▶ _Excerpted data_:
=-=-=-=-=
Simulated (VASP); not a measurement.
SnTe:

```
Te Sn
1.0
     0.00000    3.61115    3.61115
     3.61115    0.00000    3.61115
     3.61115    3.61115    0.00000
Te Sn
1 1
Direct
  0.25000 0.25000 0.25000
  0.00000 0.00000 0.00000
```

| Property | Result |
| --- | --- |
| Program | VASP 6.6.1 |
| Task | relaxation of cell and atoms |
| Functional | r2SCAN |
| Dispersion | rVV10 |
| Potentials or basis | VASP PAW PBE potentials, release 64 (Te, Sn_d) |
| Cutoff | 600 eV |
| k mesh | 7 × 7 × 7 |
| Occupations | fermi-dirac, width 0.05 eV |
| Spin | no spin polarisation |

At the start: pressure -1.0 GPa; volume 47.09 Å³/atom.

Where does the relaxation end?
=-=-=-=-=

▶ _Work order_: Your job here is to copy the entries above exactly.

▶ _Exercise result_:
Simulated (VASP); not a measurement.
SnTe:

```
Te Sn
1.0
     0.00000    3.61115    3.61115
     3.61115    0.00000    3.61115
     3.61115    3.61115    0.00000
Te Sn
1 1
Direct
  0.25000 0.25000 0.25000
  0.00000 0.00000 0.00000
```

| Property | Result |
| --- | --- |
| Program | VASP 6.6.1 |
| Task | relaxation of cell and atoms |
| Functional | r2SCAN |
| Dispersion | rVV10 |
| Potentials or basis | VASP PAW PBE potentials, release 64 (Te, Sn_d) |
| Cutoff | 600 eV |
| k mesh | 7 × 7 × 7 |
| Occupations | fermi-dirac, width 0.05 eV |
| Spin | no spin polarisation |

At the start: pressure -1.0 GPa; volume 47.09 Å³/atom.

Where does the relaxation end?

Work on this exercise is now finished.